※

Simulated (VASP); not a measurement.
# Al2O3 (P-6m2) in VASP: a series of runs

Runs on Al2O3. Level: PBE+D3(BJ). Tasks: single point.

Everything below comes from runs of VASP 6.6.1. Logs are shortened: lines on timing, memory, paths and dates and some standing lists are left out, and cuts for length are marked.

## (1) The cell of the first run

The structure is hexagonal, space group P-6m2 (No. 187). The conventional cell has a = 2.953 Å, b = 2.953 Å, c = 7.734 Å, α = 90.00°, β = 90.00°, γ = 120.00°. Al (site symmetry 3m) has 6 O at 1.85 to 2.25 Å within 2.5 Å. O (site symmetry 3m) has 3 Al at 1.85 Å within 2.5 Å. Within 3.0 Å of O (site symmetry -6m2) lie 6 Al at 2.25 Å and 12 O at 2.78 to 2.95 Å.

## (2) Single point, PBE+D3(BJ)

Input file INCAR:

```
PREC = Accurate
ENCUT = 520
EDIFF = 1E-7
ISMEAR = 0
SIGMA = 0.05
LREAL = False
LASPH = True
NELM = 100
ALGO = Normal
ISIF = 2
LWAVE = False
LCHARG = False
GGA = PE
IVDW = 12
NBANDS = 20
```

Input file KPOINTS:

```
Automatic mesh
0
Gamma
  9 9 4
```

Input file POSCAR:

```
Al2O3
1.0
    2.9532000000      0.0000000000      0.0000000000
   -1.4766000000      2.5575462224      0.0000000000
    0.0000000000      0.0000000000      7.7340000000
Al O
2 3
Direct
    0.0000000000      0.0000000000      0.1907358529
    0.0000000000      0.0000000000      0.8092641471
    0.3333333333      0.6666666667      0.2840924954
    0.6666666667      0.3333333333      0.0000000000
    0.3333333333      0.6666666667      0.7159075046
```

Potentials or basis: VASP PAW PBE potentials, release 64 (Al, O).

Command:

※

Set down, word for word, each line from the top of the records above through the line with "## (1) The cell of the first run".

WORKED SOLUTION
Simulated (VASP); not a measurement.
# Al2O3 (P-6m2) in VASP: a series of runs

Runs on Al2O3. Level: PBE+D3(BJ). Tasks: single point.

Everything below comes from runs of VASP 6.6.1. Logs are shortened: lines on timing, memory, paths and dates and some standing lists are left out, and cuts for length are marked.

## (1) The cell of the first run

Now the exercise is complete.